[Start of section]

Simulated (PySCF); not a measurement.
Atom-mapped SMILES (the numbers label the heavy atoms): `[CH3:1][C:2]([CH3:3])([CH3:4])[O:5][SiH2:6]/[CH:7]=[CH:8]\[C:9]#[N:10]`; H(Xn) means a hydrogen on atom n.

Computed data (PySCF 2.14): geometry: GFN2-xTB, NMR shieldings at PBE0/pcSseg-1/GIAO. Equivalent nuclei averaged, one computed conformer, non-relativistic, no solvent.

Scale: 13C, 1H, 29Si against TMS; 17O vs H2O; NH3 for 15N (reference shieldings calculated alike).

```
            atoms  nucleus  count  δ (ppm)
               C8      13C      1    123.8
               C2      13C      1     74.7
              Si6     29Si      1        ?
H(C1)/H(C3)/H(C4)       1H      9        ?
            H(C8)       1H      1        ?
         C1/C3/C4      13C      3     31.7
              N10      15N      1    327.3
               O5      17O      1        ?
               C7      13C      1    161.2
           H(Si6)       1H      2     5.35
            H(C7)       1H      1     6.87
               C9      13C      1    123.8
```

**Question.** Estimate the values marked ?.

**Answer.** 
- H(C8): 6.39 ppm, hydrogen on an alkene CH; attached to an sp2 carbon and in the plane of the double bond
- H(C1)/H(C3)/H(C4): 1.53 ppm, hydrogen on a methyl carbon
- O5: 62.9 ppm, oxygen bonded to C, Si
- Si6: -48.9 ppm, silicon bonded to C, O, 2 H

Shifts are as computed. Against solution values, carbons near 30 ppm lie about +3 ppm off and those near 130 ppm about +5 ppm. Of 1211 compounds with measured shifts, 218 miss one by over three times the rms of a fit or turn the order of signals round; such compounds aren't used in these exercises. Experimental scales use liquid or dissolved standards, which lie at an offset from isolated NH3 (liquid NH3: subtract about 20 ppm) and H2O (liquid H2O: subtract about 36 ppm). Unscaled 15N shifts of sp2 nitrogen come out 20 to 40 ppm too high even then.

[End of section]

- [WORK INSTRUCTION] Retype the records above exactly, from their first line through the line that contains "- Si6: -48.9 ppm, silicon bonded to C, O, 2 H", and stop there.

- [EXERCISE OUTPUT]
Simulated (PySCF); not a measurement.
Atom-mapped SMILES (the numbers label the heavy atoms): `[CH3:1][C:2]([CH3:3])([CH3:4])[O:5][SiH2:6]/[CH:7]=[CH:8]\[C:9]#[N:10]`; H(Xn) means a hydrogen on atom n.

Computed data (PySCF 2.14): geometry: GFN2-xTB, NMR shieldings at PBE0/pcSseg-1/GIAO. Equivalent nuclei averaged, one computed conformer, non-relativistic, no solvent.

Scale: 13C, 1H, 29Si against TMS; 17O vs H2O; NH3 for 15N (reference shieldings calculated alike).

```
            atoms  nucleus  count  δ (ppm)
               C8      13C      1    123.8
               C2      13C      1     74.7
              Si6     29Si      1        ?
H(C1)/H(C3)/H(C4)       1H      9        ?
            H(C8)       1H      1        ?
         C1/C3/C4      13C      3     31.7
              N10      15N      1    327.3
               O5      17O      1        ?
               C7      13C      1    161.2
           H(Si6)       1H      2     5.35
            H(C7)       1H      1     6.87
               C9      13C      1    123.8
```

**Question.** Estimate the values marked ?.

**Answer.** 
- H(C8): 6.39 ppm, hydrogen on an alkene CH; attached to an sp2 carbon and in the plane of the double bond
- H(C1)/H(C3)/H(C4): 1.53 ppm, hydrogen on a methyl carbon
- O5: 62.9 ppm, oxygen bonded to C, Si
- Si6: -48.9 ppm, silicon bonded to C, O, 2 H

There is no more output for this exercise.